▶ [Provided data]:
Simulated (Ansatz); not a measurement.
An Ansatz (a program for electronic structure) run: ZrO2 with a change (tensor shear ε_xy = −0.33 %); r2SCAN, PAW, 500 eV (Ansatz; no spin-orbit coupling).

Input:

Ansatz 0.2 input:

▶ [Assigned task]: Give back the entire listing with every word intact.

▶ [Task response]:
Simulated (Ansatz); not a measurement.
An Ansatz (a program for electronic structure) run: ZrO2 with a change (tensor shear ε_xy = −0.33 %); r2SCAN, PAW, 500 eV (Ansatz; no spin-orbit coupling).

Input:

Ansatz 0.2 input:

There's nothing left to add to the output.